### BRIEF
Please print every record below exactly as it appears.

### LISTED RECORDS
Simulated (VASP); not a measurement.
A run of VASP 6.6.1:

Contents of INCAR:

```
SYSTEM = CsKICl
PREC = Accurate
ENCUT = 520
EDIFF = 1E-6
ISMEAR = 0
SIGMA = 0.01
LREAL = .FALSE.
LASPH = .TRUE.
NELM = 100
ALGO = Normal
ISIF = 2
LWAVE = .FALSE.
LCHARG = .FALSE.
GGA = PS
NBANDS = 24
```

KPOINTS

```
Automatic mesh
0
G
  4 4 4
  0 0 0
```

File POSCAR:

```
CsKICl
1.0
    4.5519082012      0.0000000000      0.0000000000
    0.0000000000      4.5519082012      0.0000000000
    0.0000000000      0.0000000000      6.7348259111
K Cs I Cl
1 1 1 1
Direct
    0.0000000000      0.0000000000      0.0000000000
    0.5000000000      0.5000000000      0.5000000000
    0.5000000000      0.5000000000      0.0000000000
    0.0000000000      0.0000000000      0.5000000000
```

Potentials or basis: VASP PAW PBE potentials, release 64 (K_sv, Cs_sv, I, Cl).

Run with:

### YOUR SOLUTION
Simulated (VASP); not a measurement.
A run of VASP 6.6.1:

Contents of INCAR:

```
SYSTEM = CsKICl
PREC = Accurate
ENCUT = 520
EDIFF = 1E-6
ISMEAR = 0
SIGMA = 0.01
LREAL = .FALSE.
LASPH = .TRUE.
NELM = 100
ALGO = Normal
ISIF = 2
LWAVE = .FALSE.
LCHARG = .FALSE.
GGA = PS
NBANDS = 24
```

KPOINTS

```
Automatic mesh
0
G
  4 4 4
  0 0 0
```

File POSCAR:

```
CsKICl
1.0
    4.5519082012      0.0000000000      0.0000000000
    0.0000000000      4.5519082012      0.0000000000
    0.0000000000      0.0000000000      6.7348259111
K Cs I Cl
1 1 1 1
Direct
    0.0000000000      0.0000000000      0.0000000000
    0.5000000000      0.5000000000      0.5000000000
    0.5000000000      0.5000000000      0.0000000000
    0.0000000000      0.0000000000      0.5000000000
```

Potentials or basis: VASP PAW PBE potentials, release 64 (K_sv, Cs_sv, I, Cl).

Run with:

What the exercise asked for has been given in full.